Work instruction - Instruction for the data below: set down exactly the lines from the line with "Pm-3m): computed properties**" to the line with "- space group: Pm-3m (221)", inclusive, and no others.

Information provided -
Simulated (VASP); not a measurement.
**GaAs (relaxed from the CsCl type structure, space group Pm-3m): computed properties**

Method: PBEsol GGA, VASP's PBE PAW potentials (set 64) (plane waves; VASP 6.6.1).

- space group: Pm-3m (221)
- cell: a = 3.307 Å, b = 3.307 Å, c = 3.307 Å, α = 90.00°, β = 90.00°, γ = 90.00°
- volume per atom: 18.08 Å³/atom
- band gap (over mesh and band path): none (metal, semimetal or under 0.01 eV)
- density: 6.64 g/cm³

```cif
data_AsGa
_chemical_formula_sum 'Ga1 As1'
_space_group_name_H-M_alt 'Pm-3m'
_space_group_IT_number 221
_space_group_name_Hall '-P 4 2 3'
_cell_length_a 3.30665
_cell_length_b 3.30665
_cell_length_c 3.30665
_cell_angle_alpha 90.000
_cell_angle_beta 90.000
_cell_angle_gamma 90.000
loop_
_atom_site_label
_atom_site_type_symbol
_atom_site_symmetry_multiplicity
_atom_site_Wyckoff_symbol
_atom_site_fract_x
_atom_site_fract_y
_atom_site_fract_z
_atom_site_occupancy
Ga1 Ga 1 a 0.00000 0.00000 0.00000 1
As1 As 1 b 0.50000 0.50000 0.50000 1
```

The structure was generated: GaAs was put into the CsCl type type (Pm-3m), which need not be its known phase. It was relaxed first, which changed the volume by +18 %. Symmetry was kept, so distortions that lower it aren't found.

Written reply -
**GaAs (relaxed from the CsCl type structure, space group Pm-3m): computed properties**

Method: PBEsol GGA, VASP's PBE PAW potentials (set 64) (plane waves; VASP 6.6.1).

- space group: Pm-3m (221)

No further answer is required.